Dataset content section start

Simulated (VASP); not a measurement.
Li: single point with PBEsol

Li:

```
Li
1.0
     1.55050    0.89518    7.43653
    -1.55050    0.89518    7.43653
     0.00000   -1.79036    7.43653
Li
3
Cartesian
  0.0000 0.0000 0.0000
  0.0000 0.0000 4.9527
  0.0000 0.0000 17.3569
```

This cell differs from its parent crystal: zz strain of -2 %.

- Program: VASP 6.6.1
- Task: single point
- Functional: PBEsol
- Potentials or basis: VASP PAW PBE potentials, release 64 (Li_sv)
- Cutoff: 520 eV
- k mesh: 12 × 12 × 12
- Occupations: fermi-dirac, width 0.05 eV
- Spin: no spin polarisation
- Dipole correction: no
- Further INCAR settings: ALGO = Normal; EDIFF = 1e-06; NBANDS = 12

Dataset content section end

- Assignment
Repeat the records above in full, character for character.

- Task solution
Simulated (VASP); not a measurement.
Li: single point with PBEsol

Li:

```
Li
1.0
     1.55050    0.89518    7.43653
    -1.55050    0.89518    7.43653
     0.00000   -1.79036    7.43653
Li
3
Cartesian
  0.0000 0.0000 0.0000
  0.0000 0.0000 4.9527
  0.0000 0.0000 17.3569
```

This cell differs from its parent crystal: zz strain of -2 %.

- Program: VASP 6.6.1
- Task: single point
- Functional: PBEsol
- Potentials or basis: VASP PAW PBE potentials, release 64 (Li_sv)
- Cutoff: 520 eV
- k mesh: 12 × 12 × 12
- Occupations: fermi-dirac, width 0.05 eV
- Spin: no spin polarisation
- Dipole correction: no
- Further INCAR settings: ALGO = Normal; EDIFF = 1e-06; NBANDS = 12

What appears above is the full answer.